Set down the entries below once more, precisely as they stand.

****

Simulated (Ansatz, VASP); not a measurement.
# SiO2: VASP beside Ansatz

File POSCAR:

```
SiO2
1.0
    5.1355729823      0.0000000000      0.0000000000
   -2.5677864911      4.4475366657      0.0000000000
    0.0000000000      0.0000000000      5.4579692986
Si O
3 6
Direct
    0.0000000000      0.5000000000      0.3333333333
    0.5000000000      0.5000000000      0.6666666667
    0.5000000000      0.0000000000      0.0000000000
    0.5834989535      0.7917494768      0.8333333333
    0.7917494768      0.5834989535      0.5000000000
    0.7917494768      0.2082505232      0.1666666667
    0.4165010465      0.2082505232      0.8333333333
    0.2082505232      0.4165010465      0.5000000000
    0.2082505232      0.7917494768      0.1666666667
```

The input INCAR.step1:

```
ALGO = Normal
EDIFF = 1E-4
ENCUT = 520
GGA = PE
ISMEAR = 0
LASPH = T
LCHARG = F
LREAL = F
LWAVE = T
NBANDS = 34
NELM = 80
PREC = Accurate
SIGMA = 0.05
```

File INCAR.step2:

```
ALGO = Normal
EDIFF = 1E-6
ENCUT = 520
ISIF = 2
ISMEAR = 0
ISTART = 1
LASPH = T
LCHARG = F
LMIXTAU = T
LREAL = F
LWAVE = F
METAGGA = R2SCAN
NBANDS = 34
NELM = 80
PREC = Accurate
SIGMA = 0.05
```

****

## WORKED SOLUTION
Simulated (Ansatz, VASP); not a measurement.
# SiO2: VASP beside Ansatz

File POSCAR:

```
SiO2
1.0
    5.1355729823      0.0000000000      0.0000000000
   -2.5677864911      4.4475366657      0.0000000000
    0.0000000000      0.0000000000      5.4579692986
Si O
3 6
Direct
    0.0000000000      0.5000000000      0.3333333333
    0.5000000000      0.5000000000      0.6666666667
    0.5000000000      0.0000000000      0.0000000000
    0.5834989535      0.7917494768      0.8333333333
    0.7917494768      0.5834989535      0.5000000000
    0.7917494768      0.2082505232      0.1666666667
    0.4165010465      0.2082505232      0.8333333333
    0.2082505232      0.4165010465      0.5000000000
    0.2082505232      0.7917494768      0.1666666667
```

The input INCAR.step1:

```
ALGO = Normal
EDIFF = 1E-4
ENCUT = 520
GGA = PE
ISMEAR = 0
LASPH = T
LCHARG = F
LREAL = F
LWAVE = T
NBANDS = 34
NELM = 80
PREC = Accurate
SIGMA = 0.05
```

File INCAR.step2:

```
ALGO = Normal
EDIFF = 1E-6
ENCUT = 520
ISIF = 2
ISMEAR = 0
ISTART = 1
LASPH = T
LCHARG = F
LMIXTAU = T
LREAL = F
LWAVE = F
METAGGA = R2SCAN
NBANDS = 34
NELM = 80
PREC = Accurate
SIGMA = 0.05
```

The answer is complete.